*Activity*:
A faithful, complete transcription of the listing is required.

*Information provided*:
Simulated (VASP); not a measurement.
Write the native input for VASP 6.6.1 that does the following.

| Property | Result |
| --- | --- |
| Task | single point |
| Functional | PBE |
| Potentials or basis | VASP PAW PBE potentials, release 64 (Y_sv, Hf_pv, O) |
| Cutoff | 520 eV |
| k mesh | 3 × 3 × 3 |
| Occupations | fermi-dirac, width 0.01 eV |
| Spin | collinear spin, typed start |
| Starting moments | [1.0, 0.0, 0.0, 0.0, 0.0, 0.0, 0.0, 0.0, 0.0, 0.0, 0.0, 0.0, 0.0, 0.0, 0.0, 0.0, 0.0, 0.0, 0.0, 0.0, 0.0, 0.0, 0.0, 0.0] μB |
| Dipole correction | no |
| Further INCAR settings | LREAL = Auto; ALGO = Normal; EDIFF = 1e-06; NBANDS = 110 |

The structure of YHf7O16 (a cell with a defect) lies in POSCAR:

*Response box*:
Simulated (VASP); not a measurement.
Write the native input for VASP 6.6.1 that does the following.

| Property | Result |
| --- | --- |
| Task | single point |
| Functional | PBE |
| Potentials or basis | VASP PAW PBE potentials, release 64 (Y_sv, Hf_pv, O) |
| Cutoff | 520 eV |
| k mesh | 3 × 3 × 3 |
| Occupations | fermi-dirac, width 0.01 eV |
| Spin | collinear spin, typed start |
| Starting moments | [1.0, 0.0, 0.0, 0.0, 0.0, 0.0, 0.0, 0.0, 0.0, 0.0, 0.0, 0.0, 0.0, 0.0, 0.0, 0.0, 0.0, 0.0, 0.0, 0.0, 0.0, 0.0, 0.0, 0.0] μB |
| Dipole correction | no |
| Further INCAR settings | LREAL = Auto; ALGO = Normal; EDIFF = 1e-06; NBANDS = 110 |

The structure of YHf7O16 (a cell with a defect) lies in POSCAR:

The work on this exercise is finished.